══════════════════════════════

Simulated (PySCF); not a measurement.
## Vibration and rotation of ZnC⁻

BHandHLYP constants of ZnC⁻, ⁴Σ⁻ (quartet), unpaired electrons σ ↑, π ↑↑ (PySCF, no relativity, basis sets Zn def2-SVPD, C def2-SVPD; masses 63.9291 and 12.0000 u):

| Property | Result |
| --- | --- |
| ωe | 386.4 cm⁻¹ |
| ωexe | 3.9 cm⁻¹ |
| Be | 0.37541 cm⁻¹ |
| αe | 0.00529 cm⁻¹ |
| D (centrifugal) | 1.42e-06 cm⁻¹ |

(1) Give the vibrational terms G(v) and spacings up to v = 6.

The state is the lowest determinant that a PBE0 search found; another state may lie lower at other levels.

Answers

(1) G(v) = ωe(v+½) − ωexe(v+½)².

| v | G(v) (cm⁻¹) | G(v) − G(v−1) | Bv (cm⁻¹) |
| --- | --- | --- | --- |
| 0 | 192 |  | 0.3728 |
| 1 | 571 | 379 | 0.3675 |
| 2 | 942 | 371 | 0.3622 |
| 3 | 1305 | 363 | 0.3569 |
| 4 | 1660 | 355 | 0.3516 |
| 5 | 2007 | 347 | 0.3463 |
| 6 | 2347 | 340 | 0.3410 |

══════════════════════════════

▶ [ACTIVITY]
Please repeat the complete material exactly, with nothing omitted.

▶ [TASK OUTPUT]
Simulated (PySCF); not a measurement.
## Vibration and rotation of ZnC⁻

BHandHLYP constants of ZnC⁻, ⁴Σ⁻ (quartet), unpaired electrons σ ↑, π ↑↑ (PySCF, no relativity, basis sets Zn def2-SVPD, C def2-SVPD; masses 63.9291 and 12.0000 u):

| Property | Result |
| --- | --- |
| ωe | 386.4 cm⁻¹ |
| ωexe | 3.9 cm⁻¹ |
| Be | 0.37541 cm⁻¹ |
| αe | 0.00529 cm⁻¹ |
| D (centrifugal) | 1.42e-06 cm⁻¹ |

(1) Give the vibrational terms G(v) and spacings up to v = 6.

The state is the lowest determinant that a PBE0 search found; another state may lie lower at other levels.

Answers

(1) G(v) = ωe(v+½) − ωexe(v+½)².

| v | G(v) (cm⁻¹) | G(v) − G(v−1) | Bv (cm⁻¹) |
| --- | --- | --- | --- |
| 0 | 192 |  | 0.3728 |
| 1 | 571 | 379 | 0.3675 |
| 2 | 942 | 371 | 0.3622 |
| 3 | 1305 | 363 | 0.3569 |
| 4 | 1660 | 355 | 0.3516 |
| 5 | 2007 | 347 | 0.3463 |
| 6 | 2347 | 340 | 0.3410 |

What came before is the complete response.